*TASK ITEM*. Please give the data again exactly, with no line dropped.

*EXCERPTED RECORDS*.
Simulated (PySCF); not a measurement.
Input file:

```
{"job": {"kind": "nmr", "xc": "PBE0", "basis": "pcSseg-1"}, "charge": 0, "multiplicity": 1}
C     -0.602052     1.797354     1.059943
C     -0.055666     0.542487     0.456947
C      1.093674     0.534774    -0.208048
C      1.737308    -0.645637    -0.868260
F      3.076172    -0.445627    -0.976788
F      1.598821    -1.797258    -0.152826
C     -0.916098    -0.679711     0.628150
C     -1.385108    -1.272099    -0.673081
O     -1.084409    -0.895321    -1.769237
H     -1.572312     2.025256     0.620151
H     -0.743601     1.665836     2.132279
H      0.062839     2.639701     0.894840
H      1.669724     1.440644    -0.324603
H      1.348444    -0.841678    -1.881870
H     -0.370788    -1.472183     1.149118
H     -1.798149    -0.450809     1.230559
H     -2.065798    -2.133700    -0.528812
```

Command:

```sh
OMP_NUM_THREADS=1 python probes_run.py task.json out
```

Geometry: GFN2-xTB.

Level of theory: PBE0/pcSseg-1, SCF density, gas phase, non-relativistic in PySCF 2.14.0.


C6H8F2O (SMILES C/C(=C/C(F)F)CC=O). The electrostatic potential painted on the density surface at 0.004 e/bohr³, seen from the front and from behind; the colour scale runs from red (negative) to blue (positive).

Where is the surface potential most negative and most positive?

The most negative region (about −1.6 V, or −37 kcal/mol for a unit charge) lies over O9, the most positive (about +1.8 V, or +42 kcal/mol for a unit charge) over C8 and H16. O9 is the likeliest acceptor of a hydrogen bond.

*ANSWER AREA*.
Simulated (PySCF); not a measurement.
Input file:

```
{"job": {"kind": "nmr", "xc": "PBE0", "basis": "pcSseg-1"}, "charge": 0, "multiplicity": 1}
C     -0.602052     1.797354     1.059943
C     -0.055666     0.542487     0.456947
C      1.093674     0.534774    -0.208048
C      1.737308    -0.645637    -0.868260
F      3.076172    -0.445627    -0.976788
F      1.598821    -1.797258    -0.152826
C     -0.916098    -0.679711     0.628150
C     -1.385108    -1.272099    -0.673081
O     -1.084409    -0.895321    -1.769237
H     -1.572312     2.025256     0.620151
H     -0.743601     1.665836     2.132279
H      0.062839     2.639701     0.894840
H      1.669724     1.440644    -0.324603
H      1.348444    -0.841678    -1.881870
H     -0.370788    -1.472183     1.149118
H     -1.798149    -0.450809     1.230559
H     -2.065798    -2.133700    -0.528812
```

Command:

```sh
OMP_NUM_THREADS=1 python probes_run.py task.json out
```

Geometry: GFN2-xTB.

Level of theory: PBE0/pcSseg-1, SCF density, gas phase, non-relativistic in PySCF 2.14.0.


C6H8F2O (SMILES C/C(=C/C(F)F)CC=O). The electrostatic potential painted on the density surface at 0.004 e/bohr³, seen from the front and from behind; the colour scale runs from red (negative) to blue (positive).

Where is the surface potential most negative and most positive?

The most negative region (about −1.6 V, or −37 kcal/mol for a unit charge) lies over O9, the most positive (about +1.8 V, or +42 kcal/mol for a unit charge) over C8 and H16. O9 is the likeliest acceptor of a hydrogen bond.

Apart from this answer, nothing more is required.